▬▬▬▬▬▬▬▬▬▬
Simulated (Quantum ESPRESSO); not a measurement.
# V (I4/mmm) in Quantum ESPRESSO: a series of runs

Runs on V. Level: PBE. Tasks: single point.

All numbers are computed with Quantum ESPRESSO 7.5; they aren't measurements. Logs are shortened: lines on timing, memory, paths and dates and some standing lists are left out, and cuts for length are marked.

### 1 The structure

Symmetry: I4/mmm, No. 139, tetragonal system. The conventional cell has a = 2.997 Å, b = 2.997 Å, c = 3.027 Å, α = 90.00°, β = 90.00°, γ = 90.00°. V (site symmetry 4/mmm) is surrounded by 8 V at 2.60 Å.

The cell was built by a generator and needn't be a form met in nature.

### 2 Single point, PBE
▬▬▬▬▬▬▬▬▬▬

• Activity:
Set down the preceding data verbatim. Every line belongs in the copy.

• Answer section:
Simulated (Quantum ESPRESSO); not a measurement.
# V (I4/mmm) in Quantum ESPRESSO: a series of runs

Runs on V. Level: PBE. Tasks: single point.

All numbers are computed with Quantum ESPRESSO 7.5; they aren't measurements. Logs are shortened: lines on timing, memory, paths and dates and some standing lists are left out, and cuts for length are marked.

### 1 The structure

Symmetry: I4/mmm, No. 139, tetragonal system. The conventional cell has a = 2.997 Å, b = 2.997 Å, c = 3.027 Å, α = 90.00°, β = 90.00°, γ = 90.00°. V (site symmetry 4/mmm) is surrounded by 8 V at 2.60 Å.

The cell was built by a generator and needn't be a form met in nature.

### 2 Single point, PBE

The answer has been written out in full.